_Work request_.
The lines from the start of the records through the one containing "A: Pressure -13.6" are to be transcribed exactly, and nothing else.

====== Records shown

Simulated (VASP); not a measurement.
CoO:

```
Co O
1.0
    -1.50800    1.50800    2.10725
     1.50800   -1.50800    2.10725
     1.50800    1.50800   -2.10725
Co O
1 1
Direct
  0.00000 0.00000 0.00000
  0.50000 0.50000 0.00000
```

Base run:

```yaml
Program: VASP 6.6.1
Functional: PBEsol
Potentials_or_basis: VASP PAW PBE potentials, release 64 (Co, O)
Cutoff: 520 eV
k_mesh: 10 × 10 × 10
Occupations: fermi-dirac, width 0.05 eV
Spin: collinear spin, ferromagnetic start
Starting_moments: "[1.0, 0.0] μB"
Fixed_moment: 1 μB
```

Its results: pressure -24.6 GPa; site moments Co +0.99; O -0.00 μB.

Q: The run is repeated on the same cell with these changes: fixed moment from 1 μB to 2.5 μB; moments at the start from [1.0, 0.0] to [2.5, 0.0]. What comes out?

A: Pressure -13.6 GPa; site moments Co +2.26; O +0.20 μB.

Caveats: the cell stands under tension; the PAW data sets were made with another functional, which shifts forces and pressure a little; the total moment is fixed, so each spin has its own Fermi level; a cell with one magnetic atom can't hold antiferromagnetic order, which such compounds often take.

============

_Expected answer_.
Simulated (VASP); not a measurement.
CoO:

```
Co O
1.0
    -1.50800    1.50800    2.10725
     1.50800   -1.50800    2.10725
     1.50800    1.50800   -2.10725
Co O
1 1
Direct
  0.00000 0.00000 0.00000
  0.50000 0.50000 0.00000
```

Base run:

```yaml
Program: VASP 6.6.1
Functional: PBEsol
Potentials_or_basis: VASP PAW PBE potentials, release 64 (Co, O)
Cutoff: 520 eV
k_mesh: 10 × 10 × 10
Occupations: fermi-dirac, width 0.05 eV
Spin: collinear spin, ferromagnetic start
Starting_moments: "[1.0, 0.0] μB"
Fixed_moment: 1 μB
```

Its results: pressure -24.6 GPa; site moments Co +0.99; O -0.00 μB.

Q: The run is repeated on the same cell with these changes: fixed moment from 1 μB to 2.5 μB; moments at the start from [1.0, 0.0] to [2.5, 0.0]. What comes out?

A: Pressure -13.6 GPa; site moments Co +2.26; O +0.20 μB.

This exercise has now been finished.